* [ASSIGNMENT]:
From the entries below, return exactly the lines beginning at the one that contains "One way to write" and ending at the one that contains "Caveat: the PAW", both of them included, and only those lines.

* [RECORDS SHOWN]:
- - - -
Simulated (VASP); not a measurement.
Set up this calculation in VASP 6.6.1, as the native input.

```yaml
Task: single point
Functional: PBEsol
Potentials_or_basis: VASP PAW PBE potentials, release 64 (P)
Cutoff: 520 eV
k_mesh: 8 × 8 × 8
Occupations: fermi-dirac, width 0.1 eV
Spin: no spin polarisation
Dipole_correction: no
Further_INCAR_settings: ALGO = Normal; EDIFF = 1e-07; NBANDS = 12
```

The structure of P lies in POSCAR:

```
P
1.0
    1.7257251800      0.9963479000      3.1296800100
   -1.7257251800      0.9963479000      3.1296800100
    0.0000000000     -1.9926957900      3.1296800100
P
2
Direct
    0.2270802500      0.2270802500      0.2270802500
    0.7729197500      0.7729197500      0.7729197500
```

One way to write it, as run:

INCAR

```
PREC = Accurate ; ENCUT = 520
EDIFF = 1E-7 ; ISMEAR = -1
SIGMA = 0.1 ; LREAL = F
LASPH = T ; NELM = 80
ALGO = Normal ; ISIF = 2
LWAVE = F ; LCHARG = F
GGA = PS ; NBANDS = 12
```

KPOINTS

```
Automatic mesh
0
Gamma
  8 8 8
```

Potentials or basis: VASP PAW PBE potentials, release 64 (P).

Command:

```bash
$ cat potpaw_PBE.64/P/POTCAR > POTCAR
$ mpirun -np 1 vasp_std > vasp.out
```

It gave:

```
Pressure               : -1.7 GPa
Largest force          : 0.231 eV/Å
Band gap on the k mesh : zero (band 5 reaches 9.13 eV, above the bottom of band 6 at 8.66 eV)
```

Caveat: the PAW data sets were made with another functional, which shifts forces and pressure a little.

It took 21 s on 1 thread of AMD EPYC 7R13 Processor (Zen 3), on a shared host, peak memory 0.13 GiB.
- - - -

* [TASK RESPONSE]:
One way to write it, as run:

INCAR

```
PREC = Accurate ; ENCUT = 520
EDIFF = 1E-7 ; ISMEAR = -1
SIGMA = 0.1 ; LREAL = F
LASPH = T ; NELM = 80
ALGO = Normal ; ISIF = 2
LWAVE = F ; LCHARG = F
GGA = PS ; NBANDS = 12
```

KPOINTS

```
Automatic mesh
0
Gamma
  8 8 8
```

Potentials or basis: VASP PAW PBE potentials, release 64 (P).

Command:

```bash
$ cat potpaw_PBE.64/P/POTCAR > POTCAR
$ mpirun -np 1 vasp_std > vasp.out
```

It gave:

```
Pressure               : -1.7 GPa
Largest force          : 0.231 eV/Å
Band gap on the k mesh : zero (band 5 reaches 9.13 eV, above the bottom of band 6 at 8.66 eV)
```

Caveat: the PAW data sets were made with another functional, which shifts forces and pressure a little.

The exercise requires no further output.